** Opening Dataset records block **
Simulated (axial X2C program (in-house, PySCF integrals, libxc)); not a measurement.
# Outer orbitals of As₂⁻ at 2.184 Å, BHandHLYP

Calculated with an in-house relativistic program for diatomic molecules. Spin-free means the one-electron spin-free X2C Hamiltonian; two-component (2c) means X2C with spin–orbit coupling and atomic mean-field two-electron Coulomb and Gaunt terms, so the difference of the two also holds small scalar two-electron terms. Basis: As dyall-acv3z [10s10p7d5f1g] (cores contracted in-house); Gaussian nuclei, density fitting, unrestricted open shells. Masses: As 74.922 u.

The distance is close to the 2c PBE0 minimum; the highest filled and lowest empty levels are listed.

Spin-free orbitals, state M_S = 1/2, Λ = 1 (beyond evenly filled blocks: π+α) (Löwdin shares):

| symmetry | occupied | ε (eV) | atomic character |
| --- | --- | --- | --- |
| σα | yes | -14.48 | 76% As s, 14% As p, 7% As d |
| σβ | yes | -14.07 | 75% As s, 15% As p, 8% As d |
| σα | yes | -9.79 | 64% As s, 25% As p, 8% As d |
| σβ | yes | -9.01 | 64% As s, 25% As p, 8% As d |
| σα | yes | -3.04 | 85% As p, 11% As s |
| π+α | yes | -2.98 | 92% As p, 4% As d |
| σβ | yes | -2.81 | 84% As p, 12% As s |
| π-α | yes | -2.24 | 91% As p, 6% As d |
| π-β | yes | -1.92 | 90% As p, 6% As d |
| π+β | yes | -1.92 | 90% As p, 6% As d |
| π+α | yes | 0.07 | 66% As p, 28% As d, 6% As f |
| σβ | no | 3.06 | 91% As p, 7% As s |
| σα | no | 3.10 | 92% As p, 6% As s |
** Closing Dataset records block **

**Work request**
An exact transcription of the entries is needed, complete to the final line.

**Written answer**
Simulated (axial X2C program (in-house, PySCF integrals, libxc)); not a measurement.
# Outer orbitals of As₂⁻ at 2.184 Å, BHandHLYP

Calculated with an in-house relativistic program for diatomic molecules. Spin-free means the one-electron spin-free X2C Hamiltonian; two-component (2c) means X2C with spin–orbit coupling and atomic mean-field two-electron Coulomb and Gaunt terms, so the difference of the two also holds small scalar two-electron terms. Basis: As dyall-acv3z [10s10p7d5f1g] (cores contracted in-house); Gaussian nuclei, density fitting, unrestricted open shells. Masses: As 74.922 u.

The distance is close to the 2c PBE0 minimum; the highest filled and lowest empty levels are listed.

Spin-free orbitals, state M_S = 1/2, Λ = 1 (beyond evenly filled blocks: π+α) (Löwdin shares):

| symmetry | occupied | ε (eV) | atomic character |
| --- | --- | --- | --- |
| σα | yes | -14.48 | 76% As s, 14% As p, 7% As d |
| σβ | yes | -14.07 | 75% As s, 15% As p, 8% As d |
| σα | yes | -9.79 | 64% As s, 25% As p, 8% As d |
| σβ | yes | -9.01 | 64% As s, 25% As p, 8% As d |
| σα | yes | -3.04 | 85% As p, 11% As s |
| π+α | yes | -2.98 | 92% As p, 4% As d |
| σβ | yes | -2.81 | 84% As p, 12% As s |
| π-α | yes | -2.24 | 91% As p, 6% As d |
| π-β | yes | -1.92 | 90% As p, 6% As d |
| π+β | yes | -1.92 | 90% As p, 6% As d |
| π+α | yes | 0.07 | 66% As p, 28% As d, 6% As f |
| σβ | no | 3.06 | 91% As p, 7% As s |
| σα | no | 3.10 | 92% As p, 6% As s |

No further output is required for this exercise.